*ACTION ITEM*. Please copy the lines below exactly, from the first one through the line showing "Worked calculation: Monte".

(DATASET EXCERPTS Opens)
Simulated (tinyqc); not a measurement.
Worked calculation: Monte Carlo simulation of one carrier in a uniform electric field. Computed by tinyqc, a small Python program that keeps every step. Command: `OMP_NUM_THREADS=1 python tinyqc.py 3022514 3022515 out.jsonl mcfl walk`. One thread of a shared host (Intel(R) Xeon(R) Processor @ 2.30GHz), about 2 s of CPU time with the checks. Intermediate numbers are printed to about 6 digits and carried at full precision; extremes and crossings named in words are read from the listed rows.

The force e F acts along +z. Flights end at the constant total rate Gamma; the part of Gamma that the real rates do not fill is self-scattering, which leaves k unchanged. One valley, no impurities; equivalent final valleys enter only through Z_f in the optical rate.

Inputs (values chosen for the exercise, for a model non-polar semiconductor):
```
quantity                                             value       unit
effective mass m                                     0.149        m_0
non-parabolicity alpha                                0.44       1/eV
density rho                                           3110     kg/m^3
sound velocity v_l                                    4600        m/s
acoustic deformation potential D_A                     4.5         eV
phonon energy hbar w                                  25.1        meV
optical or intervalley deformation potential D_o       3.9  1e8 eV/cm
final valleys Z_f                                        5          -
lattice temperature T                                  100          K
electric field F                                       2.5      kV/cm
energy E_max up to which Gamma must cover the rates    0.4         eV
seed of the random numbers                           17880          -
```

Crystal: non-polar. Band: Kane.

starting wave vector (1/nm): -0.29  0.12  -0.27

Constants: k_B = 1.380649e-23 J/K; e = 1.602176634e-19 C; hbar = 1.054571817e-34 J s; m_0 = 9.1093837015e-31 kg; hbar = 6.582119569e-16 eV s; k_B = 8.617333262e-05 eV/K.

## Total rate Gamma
(DATASET EXCERPTS Closes)

*RESPONSE BOX*.
Simulated (tinyqc); not a measurement.
Worked calculation: Monte Carlo simulation of one carrier in a uniform electric field. Computed by tinyqc, a small Python program that keeps every step. Command: `OMP_NUM_THREADS=1 python tinyqc.py 3022514 3022515 out.jsonl mcfl walk`. One thread of a shared host (Intel(R) Xeon(R) Processor @ 2.30GHz), about 2 s of CPU time with the checks. Intermediate numbers are printed to about 6 digits and carried at full precision; extremes and crossings named in words are read from the listed rows.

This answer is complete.